§

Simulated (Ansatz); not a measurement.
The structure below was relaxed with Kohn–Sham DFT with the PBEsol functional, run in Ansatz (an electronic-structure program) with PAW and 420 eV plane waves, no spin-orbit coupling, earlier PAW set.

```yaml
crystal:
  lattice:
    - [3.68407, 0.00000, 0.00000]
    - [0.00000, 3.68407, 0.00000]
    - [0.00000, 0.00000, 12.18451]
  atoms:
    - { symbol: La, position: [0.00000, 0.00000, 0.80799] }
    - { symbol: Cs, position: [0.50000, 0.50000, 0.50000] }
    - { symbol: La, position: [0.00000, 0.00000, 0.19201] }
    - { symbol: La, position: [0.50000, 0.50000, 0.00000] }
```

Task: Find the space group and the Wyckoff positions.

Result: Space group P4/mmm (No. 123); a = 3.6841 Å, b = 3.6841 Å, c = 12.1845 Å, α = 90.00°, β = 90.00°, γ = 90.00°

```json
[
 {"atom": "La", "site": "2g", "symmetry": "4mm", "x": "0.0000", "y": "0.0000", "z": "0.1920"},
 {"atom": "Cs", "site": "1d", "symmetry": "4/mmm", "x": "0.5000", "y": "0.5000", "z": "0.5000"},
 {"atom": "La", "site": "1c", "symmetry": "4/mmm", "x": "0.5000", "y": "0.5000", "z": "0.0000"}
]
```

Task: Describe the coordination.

§

> Required action
When you answer, return each line of the material exactly as it was written.

> Your response
Simulated (Ansatz); not a measurement.
The structure below was relaxed with Kohn–Sham DFT with the PBEsol functional, run in Ansatz (an electronic-structure program) with PAW and 420 eV plane waves, no spin-orbit coupling, earlier PAW set.

```yaml
crystal:
  lattice:
    - [3.68407, 0.00000, 0.00000]
    - [0.00000, 3.68407, 0.00000]
    - [0.00000, 0.00000, 12.18451]
  atoms:
    - { symbol: La, position: [0.00000, 0.00000, 0.80799] }
    - { symbol: Cs, position: [0.50000, 0.50000, 0.50000] }
    - { symbol: La, position: [0.00000, 0.00000, 0.19201] }
    - { symbol: La, position: [0.50000, 0.50000, 0.00000] }
```

Task: Find the space group and the Wyckoff positions.

Result: Space group P4/mmm (No. 123); a = 3.6841 Å, b = 3.6841 Å, c = 12.1845 Å, α = 90.00°, β = 90.00°, γ = 90.00°

```json
[
 {"atom": "La", "site": "2g", "symmetry": "4mm", "x": "0.0000", "y": "0.0000", "z": "0.1920"},
 {"atom": "Cs", "site": "1d", "symmetry": "4/mmm", "x": "0.5000", "y": "0.5000", "z": "0.5000"},
 {"atom": "La", "site": "1c", "symmetry": "4/mmm", "x": "0.5000", "y": "0.5000", "z": "0.0000"}
]
```

Task: Describe the coordination.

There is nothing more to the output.